> **THE DATA**:
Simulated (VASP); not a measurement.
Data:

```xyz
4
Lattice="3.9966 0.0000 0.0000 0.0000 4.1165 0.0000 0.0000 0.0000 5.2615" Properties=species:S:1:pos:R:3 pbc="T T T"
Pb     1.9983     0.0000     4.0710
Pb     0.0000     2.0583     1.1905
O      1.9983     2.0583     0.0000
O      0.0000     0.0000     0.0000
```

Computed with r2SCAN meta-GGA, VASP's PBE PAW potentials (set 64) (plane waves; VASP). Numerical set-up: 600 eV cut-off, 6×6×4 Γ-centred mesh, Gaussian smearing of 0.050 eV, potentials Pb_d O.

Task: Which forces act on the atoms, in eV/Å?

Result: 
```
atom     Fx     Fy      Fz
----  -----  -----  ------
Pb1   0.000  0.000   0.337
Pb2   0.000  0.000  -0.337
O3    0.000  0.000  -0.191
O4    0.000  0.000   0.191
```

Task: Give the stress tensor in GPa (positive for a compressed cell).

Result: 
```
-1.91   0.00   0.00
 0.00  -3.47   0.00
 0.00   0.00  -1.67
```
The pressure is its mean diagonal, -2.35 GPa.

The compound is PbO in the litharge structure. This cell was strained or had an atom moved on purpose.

> **BRIEF**:
Copy the records above faithfully. Begin at their first line, end at the line containing "The pressure is its mean diagonal, -2.35 GPa.", and include nothing else.

> **PROBLEM SOLUTION**:
Simulated (VASP); not a measurement.
Data:

```xyz
4
Lattice="3.9966 0.0000 0.0000 0.0000 4.1165 0.0000 0.0000 0.0000 5.2615" Properties=species:S:1:pos:R:3 pbc="T T T"
Pb     1.9983     0.0000     4.0710
Pb     0.0000     2.0583     1.1905
O      1.9983     2.0583     0.0000
O      0.0000     0.0000     0.0000
```

Computed with r2SCAN meta-GGA, VASP's PBE PAW potentials (set 64) (plane waves; VASP). Numerical set-up: 600 eV cut-off, 6×6×4 Γ-centred mesh, Gaussian smearing of 0.050 eV, potentials Pb_d O.

Task: Which forces act on the atoms, in eV/Å?

Result: 
```
atom     Fx     Fy      Fz
----  -----  -----  ------
Pb1   0.000  0.000   0.337
Pb2   0.000  0.000  -0.337
O3    0.000  0.000  -0.191
O4    0.000  0.000   0.191
```

Task: Give the stress tensor in GPa (positive for a compressed cell).

Result: 
```
-1.91   0.00   0.00
 0.00  -3.47   0.00
 0.00   0.00  -1.67
```
The pressure is its mean diagonal, -2.35 GPa.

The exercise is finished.